*EXERCISE*. Print, exactly as written, every line from the first line of the records below through the line containing "Coupled-perturbed Hartree-Fock on", and nothing further.

━━ GIVEN DATA ━━

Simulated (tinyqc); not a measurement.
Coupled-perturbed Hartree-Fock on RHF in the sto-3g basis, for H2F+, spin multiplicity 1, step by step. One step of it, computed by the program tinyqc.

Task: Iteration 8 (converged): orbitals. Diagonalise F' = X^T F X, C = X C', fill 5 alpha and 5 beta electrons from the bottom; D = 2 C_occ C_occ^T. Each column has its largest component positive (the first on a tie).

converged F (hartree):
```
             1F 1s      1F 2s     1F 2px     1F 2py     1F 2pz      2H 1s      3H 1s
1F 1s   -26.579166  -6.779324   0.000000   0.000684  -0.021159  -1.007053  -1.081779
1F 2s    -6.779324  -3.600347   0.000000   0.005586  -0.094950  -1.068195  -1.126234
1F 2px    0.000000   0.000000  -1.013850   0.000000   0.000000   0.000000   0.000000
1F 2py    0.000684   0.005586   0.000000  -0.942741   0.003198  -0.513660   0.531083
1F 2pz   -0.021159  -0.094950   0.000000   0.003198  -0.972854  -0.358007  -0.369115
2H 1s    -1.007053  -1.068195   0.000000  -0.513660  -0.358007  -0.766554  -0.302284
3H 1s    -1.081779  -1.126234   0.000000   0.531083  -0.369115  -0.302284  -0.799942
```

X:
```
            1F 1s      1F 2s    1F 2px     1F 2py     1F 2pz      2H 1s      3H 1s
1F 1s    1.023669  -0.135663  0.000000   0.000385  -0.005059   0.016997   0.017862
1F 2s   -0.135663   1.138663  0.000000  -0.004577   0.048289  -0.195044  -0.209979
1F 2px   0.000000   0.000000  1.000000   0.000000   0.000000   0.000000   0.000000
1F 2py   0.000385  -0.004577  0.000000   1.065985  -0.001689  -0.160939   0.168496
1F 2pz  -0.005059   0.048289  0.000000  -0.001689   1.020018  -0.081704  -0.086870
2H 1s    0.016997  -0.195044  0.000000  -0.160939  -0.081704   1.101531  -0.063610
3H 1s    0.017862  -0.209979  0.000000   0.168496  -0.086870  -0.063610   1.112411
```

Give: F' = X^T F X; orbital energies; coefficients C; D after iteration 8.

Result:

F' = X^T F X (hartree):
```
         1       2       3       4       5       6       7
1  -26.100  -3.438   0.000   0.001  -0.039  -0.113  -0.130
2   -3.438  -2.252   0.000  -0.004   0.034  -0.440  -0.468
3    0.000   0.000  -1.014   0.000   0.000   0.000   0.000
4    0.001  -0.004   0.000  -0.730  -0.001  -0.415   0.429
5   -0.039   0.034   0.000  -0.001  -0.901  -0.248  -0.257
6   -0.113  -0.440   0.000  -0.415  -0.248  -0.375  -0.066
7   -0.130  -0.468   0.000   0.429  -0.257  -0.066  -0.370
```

━━━

*TASK OUTPUT*.
Simulated (tinyqc); not a measurement.
Coupled-perturbed Hartree-Fock on RHF in the sto-3g basis, for H2F+, spin multiplicity 1, step by step. One step of it, computed by the program tinyqc.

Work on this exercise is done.